Record set:
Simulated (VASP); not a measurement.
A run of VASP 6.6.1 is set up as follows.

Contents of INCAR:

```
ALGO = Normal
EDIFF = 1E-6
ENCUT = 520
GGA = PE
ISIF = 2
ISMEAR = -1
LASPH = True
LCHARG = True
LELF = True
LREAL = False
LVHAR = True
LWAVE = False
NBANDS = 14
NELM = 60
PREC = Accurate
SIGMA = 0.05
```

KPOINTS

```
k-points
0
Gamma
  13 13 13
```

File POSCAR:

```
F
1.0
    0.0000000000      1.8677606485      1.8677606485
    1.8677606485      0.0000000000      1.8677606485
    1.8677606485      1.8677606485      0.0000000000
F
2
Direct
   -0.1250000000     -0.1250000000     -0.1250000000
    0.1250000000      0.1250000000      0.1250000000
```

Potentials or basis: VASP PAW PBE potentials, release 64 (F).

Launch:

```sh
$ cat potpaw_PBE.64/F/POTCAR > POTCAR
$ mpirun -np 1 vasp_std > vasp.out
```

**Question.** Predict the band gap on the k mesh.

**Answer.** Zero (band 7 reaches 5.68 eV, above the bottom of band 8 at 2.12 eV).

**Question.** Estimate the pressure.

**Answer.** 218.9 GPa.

Action item: Nothing added, nothing dropped: copy the data above.

Task result:
Simulated (VASP); not a measurement.
A run of VASP 6.6.1 is set up as follows.

Contents of INCAR:

```
ALGO = Normal
EDIFF = 1E-6
ENCUT = 520
GGA = PE
ISIF = 2
ISMEAR = -1
LASPH = True
LCHARG = True
LELF = True
LREAL = False
LVHAR = True
LWAVE = False
NBANDS = 14
NELM = 60
PREC = Accurate
SIGMA = 0.05
```

KPOINTS

```
k-points
0
Gamma
  13 13 13
```

File POSCAR:

```
F
1.0
    0.0000000000      1.8677606485      1.8677606485
    1.8677606485      0.0000000000      1.8677606485
    1.8677606485      1.8677606485      0.0000000000
F
2
Direct
   -0.1250000000     -0.1250000000     -0.1250000000
    0.1250000000      0.1250000000      0.1250000000
```

Potentials or basis: VASP PAW PBE potentials, release 64 (F).

Launch:

```sh
$ cat potpaw_PBE.64/F/POTCAR > POTCAR
$ mpirun -np 1 vasp_std > vasp.out
```

**Question.** Predict the band gap on the k mesh.

**Answer.** Zero (band 7 reaches 5.68 eV, above the bottom of band 8 at 2.12 eV).

**Question.** Estimate the pressure.

**Answer.** 218.9 GPa.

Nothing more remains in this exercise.